- Entries provided -
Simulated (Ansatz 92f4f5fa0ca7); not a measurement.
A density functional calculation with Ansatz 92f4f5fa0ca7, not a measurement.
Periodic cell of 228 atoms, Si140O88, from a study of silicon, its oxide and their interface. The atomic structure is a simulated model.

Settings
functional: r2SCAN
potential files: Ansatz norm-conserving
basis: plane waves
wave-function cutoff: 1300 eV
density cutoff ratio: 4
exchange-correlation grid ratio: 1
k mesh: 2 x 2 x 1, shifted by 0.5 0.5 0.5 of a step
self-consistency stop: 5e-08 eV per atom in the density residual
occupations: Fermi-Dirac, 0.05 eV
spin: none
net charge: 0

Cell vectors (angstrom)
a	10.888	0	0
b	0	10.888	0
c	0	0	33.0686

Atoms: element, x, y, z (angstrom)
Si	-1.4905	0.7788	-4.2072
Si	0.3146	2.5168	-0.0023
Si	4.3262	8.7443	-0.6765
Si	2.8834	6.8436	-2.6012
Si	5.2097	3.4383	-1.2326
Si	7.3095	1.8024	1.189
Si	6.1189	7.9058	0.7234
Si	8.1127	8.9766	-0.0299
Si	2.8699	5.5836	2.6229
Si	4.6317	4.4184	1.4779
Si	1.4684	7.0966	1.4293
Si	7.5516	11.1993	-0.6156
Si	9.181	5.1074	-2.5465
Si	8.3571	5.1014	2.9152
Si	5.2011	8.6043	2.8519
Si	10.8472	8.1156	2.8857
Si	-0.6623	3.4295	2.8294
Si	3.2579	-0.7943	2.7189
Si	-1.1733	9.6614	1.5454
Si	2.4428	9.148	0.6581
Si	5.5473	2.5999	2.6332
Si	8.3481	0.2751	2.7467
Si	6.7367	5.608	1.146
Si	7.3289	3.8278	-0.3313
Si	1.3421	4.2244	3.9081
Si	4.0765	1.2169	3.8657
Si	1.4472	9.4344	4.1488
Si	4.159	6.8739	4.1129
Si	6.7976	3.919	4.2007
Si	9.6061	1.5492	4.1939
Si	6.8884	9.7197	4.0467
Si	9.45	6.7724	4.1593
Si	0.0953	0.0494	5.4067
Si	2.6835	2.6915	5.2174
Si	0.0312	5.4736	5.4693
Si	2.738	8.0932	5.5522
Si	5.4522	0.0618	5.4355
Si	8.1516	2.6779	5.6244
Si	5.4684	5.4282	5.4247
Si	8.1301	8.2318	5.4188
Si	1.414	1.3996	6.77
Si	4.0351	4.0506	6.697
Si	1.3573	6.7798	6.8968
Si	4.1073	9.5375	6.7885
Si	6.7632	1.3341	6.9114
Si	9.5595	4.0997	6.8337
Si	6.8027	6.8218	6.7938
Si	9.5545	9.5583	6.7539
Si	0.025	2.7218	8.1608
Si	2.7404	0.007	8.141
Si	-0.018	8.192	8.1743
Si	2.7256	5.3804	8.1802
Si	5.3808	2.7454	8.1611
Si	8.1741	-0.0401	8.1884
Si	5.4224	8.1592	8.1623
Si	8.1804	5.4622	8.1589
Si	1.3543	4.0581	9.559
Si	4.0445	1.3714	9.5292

- Work task -
Begin at the top of the listing above and set down each line exactly. Stop after the line that contains "functional: r2SCAN".

- Exercise output -
Simulated (Ansatz 92f4f5fa0ca7); not a measurement.
A density functional calculation with Ansatz 92f4f5fa0ca7, not a measurement.
Periodic cell of 228 atoms, Si140O88, from a study of silicon, its oxide and their interface. The atomic structure is a simulated model.

Settings
functional: r2SCAN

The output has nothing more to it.